> Action item:
A complete and exact copy of the data below is the task.

> Data for analysis:
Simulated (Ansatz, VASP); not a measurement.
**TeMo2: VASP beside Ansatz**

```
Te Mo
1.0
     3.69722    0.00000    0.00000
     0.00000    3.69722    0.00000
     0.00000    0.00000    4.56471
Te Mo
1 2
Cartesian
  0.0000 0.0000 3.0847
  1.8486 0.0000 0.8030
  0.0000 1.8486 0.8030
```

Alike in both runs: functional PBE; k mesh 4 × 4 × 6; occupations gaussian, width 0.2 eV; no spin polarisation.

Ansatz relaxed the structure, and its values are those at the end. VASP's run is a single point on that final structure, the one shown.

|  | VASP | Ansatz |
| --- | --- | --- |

> Expected answer:
Simulated (Ansatz, VASP); not a measurement.
**TeMo2: VASP beside Ansatz**

```
Te Mo
1.0
     3.69722    0.00000    0.00000
     0.00000    3.69722    0.00000
     0.00000    0.00000    4.56471
Te Mo
1 2
Cartesian
  0.0000 0.0000 3.0847
  1.8486 0.0000 0.8030
  0.0000 1.8486 0.8030
```

Alike in both runs: functional PBE; k mesh 4 × 4 × 6; occupations gaussian, width 0.2 eV; no spin polarisation.

Ansatz relaxed the structure, and its values are those at the end. VASP's run is a single point on that final structure, the one shown.

|  | VASP | Ansatz |
| --- | --- | --- |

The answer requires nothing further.